▶ _DATA EXTRACT_:
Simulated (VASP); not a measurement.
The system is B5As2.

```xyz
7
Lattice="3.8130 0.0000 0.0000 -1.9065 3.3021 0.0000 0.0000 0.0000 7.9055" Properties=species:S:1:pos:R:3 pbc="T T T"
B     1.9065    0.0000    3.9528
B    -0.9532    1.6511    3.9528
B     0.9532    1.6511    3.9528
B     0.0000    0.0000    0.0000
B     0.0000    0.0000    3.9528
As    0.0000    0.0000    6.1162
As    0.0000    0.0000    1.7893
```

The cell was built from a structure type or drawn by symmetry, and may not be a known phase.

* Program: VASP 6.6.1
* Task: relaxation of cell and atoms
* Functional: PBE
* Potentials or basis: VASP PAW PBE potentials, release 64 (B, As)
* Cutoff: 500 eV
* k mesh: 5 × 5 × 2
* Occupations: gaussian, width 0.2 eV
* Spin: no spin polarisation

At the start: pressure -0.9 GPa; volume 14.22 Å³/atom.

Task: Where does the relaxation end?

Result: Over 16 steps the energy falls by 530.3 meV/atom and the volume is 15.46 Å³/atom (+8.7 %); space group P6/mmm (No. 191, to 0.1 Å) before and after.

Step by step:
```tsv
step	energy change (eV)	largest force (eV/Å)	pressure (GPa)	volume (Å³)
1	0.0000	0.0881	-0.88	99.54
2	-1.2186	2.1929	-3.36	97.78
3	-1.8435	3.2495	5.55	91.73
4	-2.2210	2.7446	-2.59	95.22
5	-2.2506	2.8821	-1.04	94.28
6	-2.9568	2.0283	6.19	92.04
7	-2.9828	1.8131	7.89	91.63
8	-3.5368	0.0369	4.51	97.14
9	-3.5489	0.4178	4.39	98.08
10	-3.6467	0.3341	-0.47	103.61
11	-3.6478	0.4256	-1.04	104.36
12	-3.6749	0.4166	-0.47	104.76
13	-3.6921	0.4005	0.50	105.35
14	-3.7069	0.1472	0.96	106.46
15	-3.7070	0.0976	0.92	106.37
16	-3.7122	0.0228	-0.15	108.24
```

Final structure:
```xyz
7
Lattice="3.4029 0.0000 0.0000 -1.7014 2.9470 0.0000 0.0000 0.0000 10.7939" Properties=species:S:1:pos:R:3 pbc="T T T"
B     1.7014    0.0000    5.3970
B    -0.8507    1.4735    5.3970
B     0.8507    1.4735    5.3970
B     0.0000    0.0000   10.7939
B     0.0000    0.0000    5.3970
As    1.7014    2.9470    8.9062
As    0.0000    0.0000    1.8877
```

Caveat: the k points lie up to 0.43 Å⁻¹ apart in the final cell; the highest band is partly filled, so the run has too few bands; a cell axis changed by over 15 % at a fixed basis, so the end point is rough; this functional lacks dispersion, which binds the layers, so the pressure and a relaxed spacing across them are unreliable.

▶ _ACTION ITEM_: Quote every line of the records above, from the first down to the one holding "Task: Where does the relaxation end?", exactly as written.

▶ _TASK RESPONSE_:
Simulated (VASP); not a measurement.
The system is B5As2.

```xyz
7
Lattice="3.8130 0.0000 0.0000 -1.9065 3.3021 0.0000 0.0000 0.0000 7.9055" Properties=species:S:1:pos:R:3 pbc="T T T"
B     1.9065    0.0000    3.9528
B    -0.9532    1.6511    3.9528
B     0.9532    1.6511    3.9528
B     0.0000    0.0000    0.0000
B     0.0000    0.0000    3.9528
As    0.0000    0.0000    6.1162
As    0.0000    0.0000    1.7893
```

The cell was built from a structure type or drawn by symmetry, and may not be a known phase.

* Program: VASP 6.6.1
* Task: relaxation of cell and atoms
* Functional: PBE
* Potentials or basis: VASP PAW PBE potentials, release 64 (B, As)
* Cutoff: 500 eV
* k mesh: 5 × 5 × 2
* Occupations: gaussian, width 0.2 eV
* Spin: no spin polarisation

At the start: pressure -0.9 GPa; volume 14.22 Å³/atom.

Task: Where does the relaxation end?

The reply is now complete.